## Requirement
Repeat the whole listing below exactly as it reads.

## Dataset
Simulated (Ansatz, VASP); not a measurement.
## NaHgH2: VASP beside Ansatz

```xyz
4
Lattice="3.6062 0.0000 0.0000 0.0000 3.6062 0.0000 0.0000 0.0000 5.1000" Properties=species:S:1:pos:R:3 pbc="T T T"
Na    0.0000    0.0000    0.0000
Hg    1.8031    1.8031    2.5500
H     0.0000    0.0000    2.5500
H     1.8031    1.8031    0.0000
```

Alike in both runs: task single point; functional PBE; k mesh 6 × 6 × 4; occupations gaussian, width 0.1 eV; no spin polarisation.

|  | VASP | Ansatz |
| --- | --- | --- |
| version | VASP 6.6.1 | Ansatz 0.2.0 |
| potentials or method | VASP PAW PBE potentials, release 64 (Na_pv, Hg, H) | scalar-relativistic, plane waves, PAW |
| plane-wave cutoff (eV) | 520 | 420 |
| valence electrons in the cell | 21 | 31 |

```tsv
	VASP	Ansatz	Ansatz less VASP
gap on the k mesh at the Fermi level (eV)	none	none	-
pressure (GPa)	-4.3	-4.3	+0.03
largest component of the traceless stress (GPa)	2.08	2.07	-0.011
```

## Expected answer
Simulated (Ansatz, VASP); not a measurement.
## NaHgH2: VASP beside Ansatz

```xyz
4
Lattice="3.6062 0.0000 0.0000 0.0000 3.6062 0.0000 0.0000 0.0000 5.1000" Properties=species:S:1:pos:R:3 pbc="T T T"
Na    0.0000    0.0000    0.0000
Hg    1.8031    1.8031    2.5500
H     0.0000    0.0000    2.5500
H     1.8031    1.8031    0.0000
```

Alike in both runs: task single point; functional PBE; k mesh 6 × 6 × 4; occupations gaussian, width 0.1 eV; no spin polarisation.

|  | VASP | Ansatz |
| --- | --- | --- |
| version | VASP 6.6.1 | Ansatz 0.2.0 |
| potentials or method | VASP PAW PBE potentials, release 64 (Na_pv, Hg, H) | scalar-relativistic, plane waves, PAW |
| plane-wave cutoff (eV) | 520 | 420 |
| valence electrons in the cell | 21 | 31 |

```tsv
	VASP	Ansatz	Ansatz less VASP
gap on the k mesh at the Fermi level (eV)	none	none	-
pressure (GPa)	-4.3	-4.3	+0.03
largest component of the traceless stress (GPa)	2.08	2.07	-0.011
```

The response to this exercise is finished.